(Work request) For the material below, output exactly the span from the line with "2.82e-02 | 2.96e-02 |" to the line with "6.81e-02 | 7.11e-02 |", including both, and nothing besides.

(Data supplied)
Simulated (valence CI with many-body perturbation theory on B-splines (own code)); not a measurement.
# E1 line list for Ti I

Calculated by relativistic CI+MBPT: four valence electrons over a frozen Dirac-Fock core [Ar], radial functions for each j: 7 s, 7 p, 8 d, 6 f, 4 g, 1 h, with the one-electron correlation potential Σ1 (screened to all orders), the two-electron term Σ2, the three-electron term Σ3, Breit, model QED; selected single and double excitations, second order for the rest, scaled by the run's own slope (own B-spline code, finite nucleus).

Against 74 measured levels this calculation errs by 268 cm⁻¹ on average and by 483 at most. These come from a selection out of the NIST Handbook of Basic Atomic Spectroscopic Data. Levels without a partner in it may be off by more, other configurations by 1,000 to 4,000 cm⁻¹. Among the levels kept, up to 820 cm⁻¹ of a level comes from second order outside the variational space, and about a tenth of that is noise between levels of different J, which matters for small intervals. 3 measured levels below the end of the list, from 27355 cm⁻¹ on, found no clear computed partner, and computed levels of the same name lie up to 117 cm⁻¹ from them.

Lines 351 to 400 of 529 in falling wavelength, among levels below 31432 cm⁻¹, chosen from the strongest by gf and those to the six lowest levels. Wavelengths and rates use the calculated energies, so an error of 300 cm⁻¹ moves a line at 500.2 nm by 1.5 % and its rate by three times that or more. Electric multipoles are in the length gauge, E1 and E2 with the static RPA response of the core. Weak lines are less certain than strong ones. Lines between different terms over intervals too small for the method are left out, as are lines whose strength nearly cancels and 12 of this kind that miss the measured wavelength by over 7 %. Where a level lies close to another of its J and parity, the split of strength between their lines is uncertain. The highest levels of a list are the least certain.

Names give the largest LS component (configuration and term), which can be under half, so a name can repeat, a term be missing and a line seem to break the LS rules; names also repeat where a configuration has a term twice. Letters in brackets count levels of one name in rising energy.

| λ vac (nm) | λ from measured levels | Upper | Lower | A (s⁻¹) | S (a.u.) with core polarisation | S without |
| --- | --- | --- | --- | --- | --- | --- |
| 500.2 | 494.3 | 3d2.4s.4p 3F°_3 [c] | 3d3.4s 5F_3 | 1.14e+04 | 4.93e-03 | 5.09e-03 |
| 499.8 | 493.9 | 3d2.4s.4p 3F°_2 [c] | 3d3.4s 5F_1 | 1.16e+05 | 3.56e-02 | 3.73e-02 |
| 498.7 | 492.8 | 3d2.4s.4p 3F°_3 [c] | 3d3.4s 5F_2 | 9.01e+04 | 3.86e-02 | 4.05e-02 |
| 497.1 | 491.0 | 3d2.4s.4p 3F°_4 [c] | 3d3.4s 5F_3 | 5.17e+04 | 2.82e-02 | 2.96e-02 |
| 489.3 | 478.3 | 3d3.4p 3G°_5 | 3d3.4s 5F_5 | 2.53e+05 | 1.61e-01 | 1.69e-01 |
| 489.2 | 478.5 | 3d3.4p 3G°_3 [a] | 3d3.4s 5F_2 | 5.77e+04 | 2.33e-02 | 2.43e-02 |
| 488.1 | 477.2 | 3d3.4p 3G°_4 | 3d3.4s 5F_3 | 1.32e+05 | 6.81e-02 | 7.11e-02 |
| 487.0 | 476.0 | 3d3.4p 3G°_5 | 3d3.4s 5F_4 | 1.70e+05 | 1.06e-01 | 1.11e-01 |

(Problem solution)
| 497.1 | 491.0 | 3d2.4s.4p 3F°_4 [c] | 3d3.4s 5F_3 | 5.17e+04 | 2.82e-02 | 2.96e-02 |
| 489.3 | 478.3 | 3d3.4p 3G°_5 | 3d3.4s 5F_5 | 2.53e+05 | 1.61e-01 | 1.69e-01 |
| 489.2 | 478.5 | 3d3.4p 3G°_3 [a] | 3d3.4s 5F_2 | 5.77e+04 | 2.33e-02 | 2.43e-02 |
| 488.1 | 477.2 | 3d3.4p 3G°_4 | 3d3.4s 5F_3 | 1.32e+05 | 6.81e-02 | 7.11e-02 |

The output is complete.